◆ ◆ ◆ ◆

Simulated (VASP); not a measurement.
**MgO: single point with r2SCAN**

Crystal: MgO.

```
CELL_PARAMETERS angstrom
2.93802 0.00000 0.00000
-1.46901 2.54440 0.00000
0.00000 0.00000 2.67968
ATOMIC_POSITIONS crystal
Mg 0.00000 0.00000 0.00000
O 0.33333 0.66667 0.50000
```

◆ ◆ ◆ ◆

— REQUIREMENT —
Write the entries out again verbatim, every one of them.

— ANSWER AREA —
Simulated (VASP); not a measurement.
**MgO: single point with r2SCAN**

Crystal: MgO.

```
CELL_PARAMETERS angstrom
2.93802 0.00000 0.00000
-1.46901 2.54440 0.00000
0.00000 0.00000 2.67968
ATOMIC_POSITIONS crystal
Mg 0.00000 0.00000 0.00000
O 0.33333 0.66667 0.50000
```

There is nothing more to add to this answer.